Give the listing again in full, matching it character for character.

--- Supplied material Enclosed Below ---
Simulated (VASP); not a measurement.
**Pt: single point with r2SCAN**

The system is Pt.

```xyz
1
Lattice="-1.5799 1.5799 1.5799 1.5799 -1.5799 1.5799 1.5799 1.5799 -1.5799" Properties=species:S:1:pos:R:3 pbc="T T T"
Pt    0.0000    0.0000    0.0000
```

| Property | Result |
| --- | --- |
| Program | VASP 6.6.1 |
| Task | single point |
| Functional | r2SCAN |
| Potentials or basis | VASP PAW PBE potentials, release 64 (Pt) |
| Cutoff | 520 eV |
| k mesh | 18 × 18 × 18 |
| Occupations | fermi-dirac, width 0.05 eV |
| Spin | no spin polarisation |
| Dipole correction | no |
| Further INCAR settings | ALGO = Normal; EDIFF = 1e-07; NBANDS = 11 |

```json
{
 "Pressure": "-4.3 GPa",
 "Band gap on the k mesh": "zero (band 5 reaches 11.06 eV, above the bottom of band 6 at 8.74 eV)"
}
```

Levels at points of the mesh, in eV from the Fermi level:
--- End of Enclosed Supplied material ---

= Task result =
Simulated (VASP); not a measurement.
**Pt: single point with r2SCAN**

The system is Pt.

```xyz
1
Lattice="-1.5799 1.5799 1.5799 1.5799 -1.5799 1.5799 1.5799 1.5799 -1.5799" Properties=species:S:1:pos:R:3 pbc="T T T"
Pt    0.0000    0.0000    0.0000
```

| Property | Result |
| --- | --- |
| Program | VASP 6.6.1 |
| Task | single point |
| Functional | r2SCAN |
| Potentials or basis | VASP PAW PBE potentials, release 64 (Pt) |
| Cutoff | 520 eV |
| k mesh | 18 × 18 × 18 |
| Occupations | fermi-dirac, width 0.05 eV |
| Spin | no spin polarisation |
| Dipole correction | no |
| Further INCAR settings | ALGO = Normal; EDIFF = 1e-07; NBANDS = 11 |

```json
{
 "Pressure": "-4.3 GPa",
 "Band gap on the k mesh": "zero (band 5 reaches 11.06 eV, above the bottom of band 6 at 8.74 eV)"
}
```

Levels at points of the mesh, in eV from the Fermi level:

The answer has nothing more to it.